== RECORDS SHOWN ==
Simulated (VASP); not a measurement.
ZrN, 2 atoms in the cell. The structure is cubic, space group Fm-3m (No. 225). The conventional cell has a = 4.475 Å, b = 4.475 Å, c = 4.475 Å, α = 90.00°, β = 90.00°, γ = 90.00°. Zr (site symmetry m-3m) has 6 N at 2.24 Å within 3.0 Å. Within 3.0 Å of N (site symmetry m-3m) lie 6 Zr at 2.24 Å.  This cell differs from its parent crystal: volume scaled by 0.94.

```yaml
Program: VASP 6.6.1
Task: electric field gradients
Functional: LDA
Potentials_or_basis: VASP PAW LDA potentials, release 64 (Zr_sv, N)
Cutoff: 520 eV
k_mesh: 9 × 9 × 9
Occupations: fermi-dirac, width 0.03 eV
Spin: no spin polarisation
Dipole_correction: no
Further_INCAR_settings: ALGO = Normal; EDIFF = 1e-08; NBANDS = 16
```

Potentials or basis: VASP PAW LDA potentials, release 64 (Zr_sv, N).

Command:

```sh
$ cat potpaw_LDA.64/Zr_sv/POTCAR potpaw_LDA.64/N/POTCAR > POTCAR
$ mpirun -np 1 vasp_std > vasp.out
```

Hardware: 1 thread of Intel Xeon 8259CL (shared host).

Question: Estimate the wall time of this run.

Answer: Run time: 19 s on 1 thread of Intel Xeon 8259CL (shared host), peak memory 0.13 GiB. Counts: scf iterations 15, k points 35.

== WORK INSTRUCTION ==
Copy the entries word for word. Start at the first line and end with the line containing "Question: Estimate the wall time of this run.".

== WRITTEN ANSWER ==
Simulated (VASP); not a measurement.
ZrN, 2 atoms in the cell. The structure is cubic, space group Fm-3m (No. 225). The conventional cell has a = 4.475 Å, b = 4.475 Å, c = 4.475 Å, α = 90.00°, β = 90.00°, γ = 90.00°. Zr (site symmetry m-3m) has 6 N at 2.24 Å within 3.0 Å. Within 3.0 Å of N (site symmetry m-3m) lie 6 Zr at 2.24 Å.  This cell differs from its parent crystal: volume scaled by 0.94.

```yaml
Program: VASP 6.6.1
Task: electric field gradients
Functional: LDA
Potentials_or_basis: VASP PAW LDA potentials, release 64 (Zr_sv, N)
Cutoff: 520 eV
k_mesh: 9 × 9 × 9
Occupations: fermi-dirac, width 0.03 eV
Spin: no spin polarisation
Dipole_correction: no
Further_INCAR_settings: ALGO = Normal; EDIFF = 1e-08; NBANDS = 16
```

Potentials or basis: VASP PAW LDA potentials, release 64 (Zr_sv, N).

Command:

```sh
$ cat potpaw_LDA.64/Zr_sv/POTCAR potpaw_LDA.64/N/POTCAR > POTCAR
$ mpirun -np 1 vasp_std > vasp.out
```

Hardware: 1 thread of Intel Xeon 8259CL (shared host).

Question: Estimate the wall time of this run.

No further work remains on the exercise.